Action item:
Answer with the exact lines of the following material from the one containing "-9.92 | 2.76 | 0.00 |" through the one containing "A fit through", both end lines included.

Recorded data:
===

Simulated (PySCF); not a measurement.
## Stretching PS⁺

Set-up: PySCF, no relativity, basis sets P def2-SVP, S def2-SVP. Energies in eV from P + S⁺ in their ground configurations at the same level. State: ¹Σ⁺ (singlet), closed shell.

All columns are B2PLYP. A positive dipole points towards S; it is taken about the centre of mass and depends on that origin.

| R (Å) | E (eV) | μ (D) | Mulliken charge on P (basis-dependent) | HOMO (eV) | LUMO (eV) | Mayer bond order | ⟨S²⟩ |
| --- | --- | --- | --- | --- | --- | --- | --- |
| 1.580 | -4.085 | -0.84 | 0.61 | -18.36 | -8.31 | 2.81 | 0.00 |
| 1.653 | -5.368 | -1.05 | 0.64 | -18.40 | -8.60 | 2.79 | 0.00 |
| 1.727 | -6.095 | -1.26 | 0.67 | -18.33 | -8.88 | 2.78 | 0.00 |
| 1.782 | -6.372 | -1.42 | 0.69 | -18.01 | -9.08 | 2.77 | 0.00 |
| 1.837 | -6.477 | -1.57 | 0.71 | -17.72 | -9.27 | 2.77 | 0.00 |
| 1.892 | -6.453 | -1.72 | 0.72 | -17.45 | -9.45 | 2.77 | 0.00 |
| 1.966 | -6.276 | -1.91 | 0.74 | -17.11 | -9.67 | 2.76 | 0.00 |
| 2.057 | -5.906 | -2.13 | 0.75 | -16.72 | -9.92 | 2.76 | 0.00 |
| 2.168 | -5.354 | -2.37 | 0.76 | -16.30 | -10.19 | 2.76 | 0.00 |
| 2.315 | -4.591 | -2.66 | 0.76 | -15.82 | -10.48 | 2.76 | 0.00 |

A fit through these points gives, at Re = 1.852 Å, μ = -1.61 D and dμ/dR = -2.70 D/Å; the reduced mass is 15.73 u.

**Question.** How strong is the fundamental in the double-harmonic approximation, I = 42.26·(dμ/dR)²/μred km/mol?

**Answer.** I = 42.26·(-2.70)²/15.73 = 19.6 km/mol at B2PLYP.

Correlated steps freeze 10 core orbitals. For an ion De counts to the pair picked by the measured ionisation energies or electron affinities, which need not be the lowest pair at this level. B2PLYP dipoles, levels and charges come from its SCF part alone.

===

Your solution:
| 2.057 | -5.906 | -2.13 | 0.75 | -16.72 | -9.92 | 2.76 | 0.00 |
| 2.168 | -5.354 | -2.37 | 0.76 | -16.30 | -10.19 | 2.76 | 0.00 |
| 2.315 | -4.591 | -2.66 | 0.76 | -15.82 | -10.48 | 2.76 | 0.00 |

A fit through these points gives, at Re = 1.852 Å, μ = -1.61 D and dμ/dR = -2.70 D/Å; the reduced mass is 15.73 u.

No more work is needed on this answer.